(Beginning of GIVEN DATA)

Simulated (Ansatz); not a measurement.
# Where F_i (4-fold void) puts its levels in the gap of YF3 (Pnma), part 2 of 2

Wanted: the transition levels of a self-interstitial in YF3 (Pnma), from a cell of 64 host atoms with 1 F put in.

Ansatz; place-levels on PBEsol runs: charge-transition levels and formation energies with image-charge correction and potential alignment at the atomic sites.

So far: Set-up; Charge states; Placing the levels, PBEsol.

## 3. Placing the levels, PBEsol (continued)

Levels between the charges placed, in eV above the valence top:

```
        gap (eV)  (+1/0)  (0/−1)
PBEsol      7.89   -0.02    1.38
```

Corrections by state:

(End of GIVEN DATA)

## ASSIGNED TASK
The answer must be the full listing, repeated exactly.

## TASK SOLUTION
Simulated (Ansatz); not a measurement.
# Where F_i (4-fold void) puts its levels in the gap of YF3 (Pnma), part 2 of 2

Wanted: the transition levels of a self-interstitial in YF3 (Pnma), from a cell of 64 host atoms with 1 F put in.

Ansatz; place-levels on PBEsol runs: charge-transition levels and formation energies with image-charge correction and potential alignment at the atomic sites.

So far: Set-up; Charge states; Placing the levels, PBEsol.

## 3. Placing the levels, PBEsol (continued)

Levels between the charges placed, in eV above the valence top:

```
        gap (eV)  (+1/0)  (0/−1)
PBEsol      7.89   -0.02    1.38
```

Corrections by state:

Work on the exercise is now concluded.